§ Work item
Nothing outside the stretch is wanted. Repeat exactly the lines of the listing below from the one that contains "Program: VASP 6.6.1." through the one that contains "### 1 The cell of the first run", both ends included.

§ Material shown
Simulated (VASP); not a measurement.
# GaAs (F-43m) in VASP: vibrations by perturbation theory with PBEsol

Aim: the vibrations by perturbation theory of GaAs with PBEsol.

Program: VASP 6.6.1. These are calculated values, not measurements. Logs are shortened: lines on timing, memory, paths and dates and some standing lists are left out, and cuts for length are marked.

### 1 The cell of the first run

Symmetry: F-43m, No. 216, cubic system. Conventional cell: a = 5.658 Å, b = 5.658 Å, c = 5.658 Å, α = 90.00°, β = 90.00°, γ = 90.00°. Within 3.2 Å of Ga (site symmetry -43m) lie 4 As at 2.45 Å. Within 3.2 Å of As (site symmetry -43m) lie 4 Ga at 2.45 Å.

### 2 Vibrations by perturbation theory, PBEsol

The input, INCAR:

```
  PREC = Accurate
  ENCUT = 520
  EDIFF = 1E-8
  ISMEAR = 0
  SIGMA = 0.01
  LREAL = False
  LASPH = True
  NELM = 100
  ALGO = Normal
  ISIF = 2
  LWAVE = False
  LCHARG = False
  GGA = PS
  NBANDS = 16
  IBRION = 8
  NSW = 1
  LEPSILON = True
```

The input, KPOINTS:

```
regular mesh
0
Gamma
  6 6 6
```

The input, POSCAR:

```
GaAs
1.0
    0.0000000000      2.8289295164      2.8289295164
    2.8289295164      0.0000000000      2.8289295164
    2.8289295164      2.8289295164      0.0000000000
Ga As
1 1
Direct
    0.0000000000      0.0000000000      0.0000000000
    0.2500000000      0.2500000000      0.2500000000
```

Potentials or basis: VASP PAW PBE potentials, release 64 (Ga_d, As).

§ Exercise result
Program: VASP 6.6.1. These are calculated values, not measurements. Logs are shortened: lines on timing, memory, paths and dates and some standing lists are left out, and cuts for length are marked.

### 1 The cell of the first run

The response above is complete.